- _Exercise_: The entire listing below should be output exactly as it stands.

Record set Block Start

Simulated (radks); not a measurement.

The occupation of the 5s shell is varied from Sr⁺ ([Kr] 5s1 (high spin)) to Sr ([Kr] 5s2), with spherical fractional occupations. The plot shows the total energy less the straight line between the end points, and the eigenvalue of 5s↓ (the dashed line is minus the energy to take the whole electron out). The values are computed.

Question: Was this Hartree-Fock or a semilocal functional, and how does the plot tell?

Record set Block End

- _Task response_:
Simulated (radks); not a measurement.

The occupation of the 5s shell is varied from Sr⁺ ([Kr] 5s1 (high spin)) to Sr ([Kr] 5s2), with spherical fractional occupations. The plot shows the total energy less the straight line between the end points, and the eigenvalue of 5s↓ (the dashed line is minus the energy to take the whole electron out). The values are computed.

Question: Was this Hartree-Fock or a semilocal functional, and how does the plot tell?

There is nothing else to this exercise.